* DATA FOR REVIEW *
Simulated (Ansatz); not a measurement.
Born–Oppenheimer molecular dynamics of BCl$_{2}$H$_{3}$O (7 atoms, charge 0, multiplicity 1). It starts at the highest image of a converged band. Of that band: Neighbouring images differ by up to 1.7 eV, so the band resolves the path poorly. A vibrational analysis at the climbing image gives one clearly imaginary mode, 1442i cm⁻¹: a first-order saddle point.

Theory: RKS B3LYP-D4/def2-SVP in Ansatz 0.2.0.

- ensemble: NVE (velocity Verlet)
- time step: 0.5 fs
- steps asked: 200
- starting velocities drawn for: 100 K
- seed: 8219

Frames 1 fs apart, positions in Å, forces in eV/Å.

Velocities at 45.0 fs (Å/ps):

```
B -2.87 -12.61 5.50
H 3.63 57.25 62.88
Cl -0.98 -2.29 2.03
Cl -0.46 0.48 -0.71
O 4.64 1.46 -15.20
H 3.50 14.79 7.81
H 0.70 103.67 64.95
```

* BRIEF *
Everything from the first line of the entries above through the line with "Born–Oppenheimer molecular dynamics" is to be reproduced exactly, and nothing else.

* WRITTEN REPLY *
Simulated (Ansatz); not a measurement.
Born–Oppenheimer molecular dynamics of BCl$_{2}$H$_{3}$O (7 atoms, charge 0, multiplicity 1). It starts at the highest image of a converged band. Of that band: Neighbouring images differ by up to 1.7 eV, so the band resolves the path poorly. A vibrational analysis at the climbing image gives one clearly imaginary mode, 1442i cm⁻¹: a first-order saddle point.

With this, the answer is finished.